▸ **BRIEF**: In the material below, the lines from the one containing "What is the" through the one containing "system as given**" are to be given again exactly, ends included, and no others.

▸ **EXTRACTED RECORDS**:
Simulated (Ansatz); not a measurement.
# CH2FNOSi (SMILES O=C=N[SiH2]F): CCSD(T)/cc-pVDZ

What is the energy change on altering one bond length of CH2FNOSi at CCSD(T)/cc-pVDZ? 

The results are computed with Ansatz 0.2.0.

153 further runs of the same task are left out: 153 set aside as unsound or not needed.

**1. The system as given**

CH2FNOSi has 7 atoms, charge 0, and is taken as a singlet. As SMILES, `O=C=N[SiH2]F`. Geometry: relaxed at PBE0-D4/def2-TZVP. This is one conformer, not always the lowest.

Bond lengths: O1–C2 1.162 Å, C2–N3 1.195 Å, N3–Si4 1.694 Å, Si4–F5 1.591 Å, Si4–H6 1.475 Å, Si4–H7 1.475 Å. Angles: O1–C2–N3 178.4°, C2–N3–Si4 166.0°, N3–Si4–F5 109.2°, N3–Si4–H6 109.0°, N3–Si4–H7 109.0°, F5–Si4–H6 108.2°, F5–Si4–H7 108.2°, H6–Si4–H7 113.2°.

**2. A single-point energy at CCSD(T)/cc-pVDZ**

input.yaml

▸ **SOLUTION**:
What is the energy change on altering one bond length of CH2FNOSi at CCSD(T)/cc-pVDZ? 

The results are computed with Ansatz 0.2.0.

153 further runs of the same task are left out: 153 set aside as unsound or not needed.

**1. The system as given**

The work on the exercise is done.